### Activity:
Restate the opening lines of the material below word for word, stopping after the line that contains "Hardware: 1 thread".

BEGIN
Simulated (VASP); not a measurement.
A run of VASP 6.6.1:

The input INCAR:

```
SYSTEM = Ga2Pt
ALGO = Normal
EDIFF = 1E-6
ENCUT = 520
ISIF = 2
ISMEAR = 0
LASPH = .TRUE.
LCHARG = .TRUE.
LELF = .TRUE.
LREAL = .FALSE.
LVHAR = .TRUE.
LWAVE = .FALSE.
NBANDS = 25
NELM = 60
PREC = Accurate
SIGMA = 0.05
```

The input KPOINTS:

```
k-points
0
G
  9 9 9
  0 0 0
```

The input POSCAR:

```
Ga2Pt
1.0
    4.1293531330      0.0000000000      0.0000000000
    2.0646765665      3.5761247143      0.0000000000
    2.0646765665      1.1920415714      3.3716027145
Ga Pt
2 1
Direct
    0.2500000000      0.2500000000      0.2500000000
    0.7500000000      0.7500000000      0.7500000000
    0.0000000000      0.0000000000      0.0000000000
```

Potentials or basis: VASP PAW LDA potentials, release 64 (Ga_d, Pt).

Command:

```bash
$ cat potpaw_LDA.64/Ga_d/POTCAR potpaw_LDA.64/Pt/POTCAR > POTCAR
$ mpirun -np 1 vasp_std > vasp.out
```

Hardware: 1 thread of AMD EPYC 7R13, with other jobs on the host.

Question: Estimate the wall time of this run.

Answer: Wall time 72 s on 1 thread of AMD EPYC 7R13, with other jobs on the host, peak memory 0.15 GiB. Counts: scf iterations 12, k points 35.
END

### Exercise response:
Simulated (VASP); not a measurement.
A run of VASP 6.6.1:

The input INCAR:

```
SYSTEM = Ga2Pt
ALGO = Normal
EDIFF = 1E-6
ENCUT = 520
ISIF = 2
ISMEAR = 0
LASPH = .TRUE.
LCHARG = .TRUE.
LELF = .TRUE.
LREAL = .FALSE.
LVHAR = .TRUE.
LWAVE = .FALSE.
NBANDS = 25
NELM = 60
PREC = Accurate
SIGMA = 0.05
```

The input KPOINTS:

```
k-points
0
G
  9 9 9
  0 0 0
```

The input POSCAR:

```
Ga2Pt
1.0
    4.1293531330      0.0000000000      0.0000000000
    2.0646765665      3.5761247143      0.0000000000
    2.0646765665      1.1920415714      3.3716027145
Ga Pt
2 1
Direct
    0.2500000000      0.2500000000      0.2500000000
    0.7500000000      0.7500000000      0.7500000000
    0.0000000000      0.0000000000      0.0000000000
```

Potentials or basis: VASP PAW LDA potentials, release 64 (Ga_d, Pt).

Command:

```bash
$ cat potpaw_LDA.64/Ga_d/POTCAR potpaw_LDA.64/Pt/POTCAR > POTCAR
$ mpirun -np 1 vasp_std > vasp.out
```

Hardware: 1 thread of AMD EPYC 7R13, with other jobs on the host.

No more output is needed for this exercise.